▶ _Activity_
Each line from the beginning of the entries below through the line that includes "stretch, 116 km/mol)." must be returned exactly as given.

▶ _Record extracts_
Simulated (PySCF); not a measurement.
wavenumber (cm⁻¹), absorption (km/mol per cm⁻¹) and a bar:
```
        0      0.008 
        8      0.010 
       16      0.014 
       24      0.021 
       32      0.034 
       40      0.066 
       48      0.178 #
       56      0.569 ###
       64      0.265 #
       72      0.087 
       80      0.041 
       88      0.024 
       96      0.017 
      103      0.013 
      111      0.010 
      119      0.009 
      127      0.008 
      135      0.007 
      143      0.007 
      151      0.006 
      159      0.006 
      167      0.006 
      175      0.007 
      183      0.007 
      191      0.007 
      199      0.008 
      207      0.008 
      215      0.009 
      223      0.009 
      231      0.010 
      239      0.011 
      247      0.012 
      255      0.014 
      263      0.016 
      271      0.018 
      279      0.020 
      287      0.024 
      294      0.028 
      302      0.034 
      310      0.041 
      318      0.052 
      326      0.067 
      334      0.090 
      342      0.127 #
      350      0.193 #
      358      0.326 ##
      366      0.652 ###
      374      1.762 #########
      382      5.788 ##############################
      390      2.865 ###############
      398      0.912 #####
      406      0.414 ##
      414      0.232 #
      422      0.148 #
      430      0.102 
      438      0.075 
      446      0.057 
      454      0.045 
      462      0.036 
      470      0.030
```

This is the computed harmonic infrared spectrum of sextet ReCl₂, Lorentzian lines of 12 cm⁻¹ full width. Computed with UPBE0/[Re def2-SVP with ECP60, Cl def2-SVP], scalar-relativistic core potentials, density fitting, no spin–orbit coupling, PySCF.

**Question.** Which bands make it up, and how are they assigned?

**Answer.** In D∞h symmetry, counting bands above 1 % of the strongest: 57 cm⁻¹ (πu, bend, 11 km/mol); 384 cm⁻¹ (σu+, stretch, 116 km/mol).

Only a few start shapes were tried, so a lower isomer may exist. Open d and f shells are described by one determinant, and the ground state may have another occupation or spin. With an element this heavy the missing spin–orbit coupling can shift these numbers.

▶ _Response area_
Simulated (PySCF); not a measurement.
wavenumber (cm⁻¹), absorption (km/mol per cm⁻¹) and a bar:
```
        0      0.008 
        8      0.010 
       16      0.014 
       24      0.021 
       32      0.034 
       40      0.066 
       48      0.178 #
       56      0.569 ###
       64      0.265 #
       72      0.087 
       80      0.041 
       88      0.024 
       96      0.017 
      103      0.013 
      111      0.010 
      119      0.009 
      127      0.008 
      135      0.007 
      143      0.007 
      151      0.006 
      159      0.006 
      167      0.006 
      175      0.007 
      183      0.007 
      191      0.007 
      199      0.008 
      207      0.008 
      215      0.009 
      223      0.009 
      231      0.010 
      239      0.011 
      247      0.012 
      255      0.014 
      263      0.016 
      271      0.018 
      279      0.020 
      287      0.024 
      294      0.028 
      302      0.034 
      310      0.041 
      318      0.052 
      326      0.067 
      334      0.090 
      342      0.127 #
      350      0.193 #
      358      0.326 ##
      366      0.652 ###
      374      1.762 #########
      382      5.788 ##############################
      390      2.865 ###############
      398      0.912 #####
      406      0.414 ##
      414      0.232 #
      422      0.148 #
      430      0.102 
      438      0.075 
      446      0.057 
      454      0.045 
      462      0.036 
      470      0.030
```

This is the computed harmonic infrared spectrum of sextet ReCl₂, Lorentzian lines of 12 cm⁻¹ full width. Computed with UPBE0/[Re def2-SVP with ECP60, Cl def2-SVP], scalar-relativistic core potentials, density fitting, no spin–orbit coupling, PySCF.

**Question.** Which bands make it up, and how are they assigned?

**Answer.** In D∞h symmetry, counting bands above 1 % of the strongest: 57 cm⁻¹ (πu, bend, 11 km/mol); 384 cm⁻¹ (σu+, stretch, 116 km/mol).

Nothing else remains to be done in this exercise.